[Data provided]
++++++++

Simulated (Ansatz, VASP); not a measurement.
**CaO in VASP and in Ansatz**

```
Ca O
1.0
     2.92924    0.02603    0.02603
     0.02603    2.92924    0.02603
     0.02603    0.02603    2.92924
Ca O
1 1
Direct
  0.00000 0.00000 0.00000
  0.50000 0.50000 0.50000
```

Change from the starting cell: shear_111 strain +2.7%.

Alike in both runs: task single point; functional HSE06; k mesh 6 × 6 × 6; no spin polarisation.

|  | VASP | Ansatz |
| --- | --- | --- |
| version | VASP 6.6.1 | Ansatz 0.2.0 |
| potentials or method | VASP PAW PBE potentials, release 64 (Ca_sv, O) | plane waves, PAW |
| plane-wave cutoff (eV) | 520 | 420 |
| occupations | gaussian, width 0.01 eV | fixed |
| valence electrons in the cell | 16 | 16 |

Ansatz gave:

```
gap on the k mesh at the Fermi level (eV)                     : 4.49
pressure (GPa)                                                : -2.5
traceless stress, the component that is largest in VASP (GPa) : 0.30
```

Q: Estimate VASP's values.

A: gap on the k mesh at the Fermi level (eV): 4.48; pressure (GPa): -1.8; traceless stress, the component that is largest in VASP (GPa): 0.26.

++++++++

[Task item]
Beginning with the line that has "cell | 16 | 16 |" and ending with the line that has "Q: Estimate VASP's values.", set down the lines above exactly and include no others.

[Exercise answer]
| valence electrons in the cell | 16 | 16 |

Ansatz gave:

```
gap on the k mesh at the Fermi level (eV)                     : 4.49
pressure (GPa)                                                : -2.5
traceless stress, the component that is largest in VASP (GPa) : 0.30
```

Q: Estimate VASP's values.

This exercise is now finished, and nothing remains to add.